_SUPPLIED ENTRIES_:

────────

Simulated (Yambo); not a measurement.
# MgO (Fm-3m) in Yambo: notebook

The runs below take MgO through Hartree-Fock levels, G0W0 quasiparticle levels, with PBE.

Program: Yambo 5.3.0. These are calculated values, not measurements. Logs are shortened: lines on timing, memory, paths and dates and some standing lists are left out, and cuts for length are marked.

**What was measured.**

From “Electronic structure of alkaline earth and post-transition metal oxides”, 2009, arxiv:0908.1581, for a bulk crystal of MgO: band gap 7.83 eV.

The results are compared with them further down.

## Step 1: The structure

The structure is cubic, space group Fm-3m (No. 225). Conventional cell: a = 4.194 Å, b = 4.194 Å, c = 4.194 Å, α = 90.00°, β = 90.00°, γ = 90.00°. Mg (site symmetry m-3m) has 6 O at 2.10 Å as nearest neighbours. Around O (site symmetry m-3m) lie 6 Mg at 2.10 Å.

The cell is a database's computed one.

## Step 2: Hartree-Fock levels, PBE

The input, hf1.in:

────────

_REQUIRED ACTION_: Set all of the material down once more, unchanged.

_WRITTEN ANSWER_:
Simulated (Yambo); not a measurement.
# MgO (Fm-3m) in Yambo: notebook

The runs below take MgO through Hartree-Fock levels, G0W0 quasiparticle levels, with PBE.

Program: Yambo 5.3.0. These are calculated values, not measurements. Logs are shortened: lines on timing, memory, paths and dates and some standing lists are left out, and cuts for length are marked.

**What was measured.**

From “Electronic structure of alkaline earth and post-transition metal oxides”, 2009, arxiv:0908.1581, for a bulk crystal of MgO: band gap 7.83 eV.

The results are compared with them further down.

## Step 1: The structure

The structure is cubic, space group Fm-3m (No. 225). Conventional cell: a = 4.194 Å, b = 4.194 Å, c = 4.194 Å, α = 90.00°, β = 90.00°, γ = 90.00°. Mg (site symmetry m-3m) has 6 O at 2.10 Å as nearest neighbours. Around O (site symmetry m-3m) lie 6 Mg at 2.10 Å.

The cell is a database's computed one.

## Step 2: Hartree-Fock levels, PBE

The input, hf1.in:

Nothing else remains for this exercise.